* EXCERPTED RECORDS *
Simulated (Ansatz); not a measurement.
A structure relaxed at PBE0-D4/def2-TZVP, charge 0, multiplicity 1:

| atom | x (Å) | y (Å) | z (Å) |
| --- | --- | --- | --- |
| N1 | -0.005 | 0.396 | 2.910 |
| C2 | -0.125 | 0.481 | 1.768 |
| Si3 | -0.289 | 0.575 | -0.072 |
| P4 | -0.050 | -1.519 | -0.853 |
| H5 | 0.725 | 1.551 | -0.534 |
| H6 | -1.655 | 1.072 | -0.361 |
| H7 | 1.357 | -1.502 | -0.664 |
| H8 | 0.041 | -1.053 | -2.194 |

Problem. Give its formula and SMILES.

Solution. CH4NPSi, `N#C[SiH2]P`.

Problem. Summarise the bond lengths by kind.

* ASSIGNED TASK *
Word for word, write out the entire listing once more.

* WRITTEN ANSWER *
Simulated (Ansatz); not a measurement.
A structure relaxed at PBE0-D4/def2-TZVP, charge 0, multiplicity 1:

| atom | x (Å) | y (Å) | z (Å) |
| --- | --- | --- | --- |
| N1 | -0.005 | 0.396 | 2.910 |
| C2 | -0.125 | 0.481 | 1.768 |
| Si3 | -0.289 | 0.575 | -0.072 |
| P4 | -0.050 | -1.519 | -0.853 |
| H5 | 0.725 | 1.551 | -0.534 |
| H6 | -1.655 | 1.072 | -0.361 |
| H7 | 1.357 | -1.502 | -0.664 |
| H8 | 0.041 | -1.053 | -2.194 |

Problem. Give its formula and SMILES.

Solution. CH4NPSi, `N#C[SiH2]P`.

Problem. Summarise the bond lengths by kind.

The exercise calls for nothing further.